---+---

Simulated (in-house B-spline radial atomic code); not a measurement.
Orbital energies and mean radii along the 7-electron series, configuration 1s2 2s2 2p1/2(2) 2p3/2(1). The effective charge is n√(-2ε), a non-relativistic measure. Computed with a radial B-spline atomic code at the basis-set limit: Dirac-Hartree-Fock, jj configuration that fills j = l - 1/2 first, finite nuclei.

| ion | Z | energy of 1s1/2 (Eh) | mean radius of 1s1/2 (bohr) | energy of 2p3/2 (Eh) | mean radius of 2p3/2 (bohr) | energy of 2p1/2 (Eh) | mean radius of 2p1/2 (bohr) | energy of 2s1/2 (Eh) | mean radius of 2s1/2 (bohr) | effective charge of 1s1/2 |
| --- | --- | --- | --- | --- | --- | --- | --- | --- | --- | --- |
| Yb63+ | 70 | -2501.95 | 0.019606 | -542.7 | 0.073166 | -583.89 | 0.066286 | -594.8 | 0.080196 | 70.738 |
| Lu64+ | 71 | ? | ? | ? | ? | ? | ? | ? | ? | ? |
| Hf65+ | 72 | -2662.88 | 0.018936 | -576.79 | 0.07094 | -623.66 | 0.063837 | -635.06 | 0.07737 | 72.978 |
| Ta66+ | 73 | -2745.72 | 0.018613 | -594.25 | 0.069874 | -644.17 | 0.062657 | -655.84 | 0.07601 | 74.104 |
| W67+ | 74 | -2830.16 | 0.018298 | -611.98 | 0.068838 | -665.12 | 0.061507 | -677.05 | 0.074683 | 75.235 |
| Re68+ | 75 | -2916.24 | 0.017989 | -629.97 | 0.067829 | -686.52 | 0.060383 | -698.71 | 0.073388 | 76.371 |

---+---

Work instruction:
Once the line containing "0.074683 | 75.235 |" has been set down, nothing more is wanted; set down each line of the listing above up to it exactly, starting with the first.

Task response:
Simulated (in-house B-spline radial atomic code); not a measurement.
Orbital energies and mean radii along the 7-electron series, configuration 1s2 2s2 2p1/2(2) 2p3/2(1). The effective charge is n√(-2ε), a non-relativistic measure. Computed with a radial B-spline atomic code at the basis-set limit: Dirac-Hartree-Fock, jj configuration that fills j = l - 1/2 first, finite nuclei.

| ion | Z | energy of 1s1/2 (Eh) | mean radius of 1s1/2 (bohr) | energy of 2p3/2 (Eh) | mean radius of 2p3/2 (bohr) | energy of 2p1/2 (Eh) | mean radius of 2p1/2 (bohr) | energy of 2s1/2 (Eh) | mean radius of 2s1/2 (bohr) | effective charge of 1s1/2 |
| --- | --- | --- | --- | --- | --- | --- | --- | --- | --- | --- |
| Yb63+ | 70 | -2501.95 | 0.019606 | -542.7 | 0.073166 | -583.89 | 0.066286 | -594.8 | 0.080196 | 70.738 |
| Lu64+ | 71 | ? | ? | ? | ? | ? | ? | ? | ? | ? |
| Hf65+ | 72 | -2662.88 | 0.018936 | -576.79 | 0.07094 | -623.66 | 0.063837 | -635.06 | 0.07737 | 72.978 |
| Ta66+ | 73 | -2745.72 | 0.018613 | -594.25 | 0.069874 | -644.17 | 0.062657 | -655.84 | 0.07601 | 74.104 |
| W67+ | 74 | -2830.16 | 0.018298 | -611.98 | 0.068838 | -665.12 | 0.061507 | -677.05 | 0.074683 | 75.235 |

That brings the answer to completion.